▶ MATERIAL SUPPLIED:
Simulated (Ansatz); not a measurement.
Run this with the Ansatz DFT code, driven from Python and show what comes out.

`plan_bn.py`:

▶ ASSIGNED TASK:
Return all the data above once more, precisely as given.

▶ YOUR RESPONSE:
Simulated (Ansatz); not a measurement.
Run this with the Ansatz DFT code, driven from Python and show what comes out.

`plan_bn.py`:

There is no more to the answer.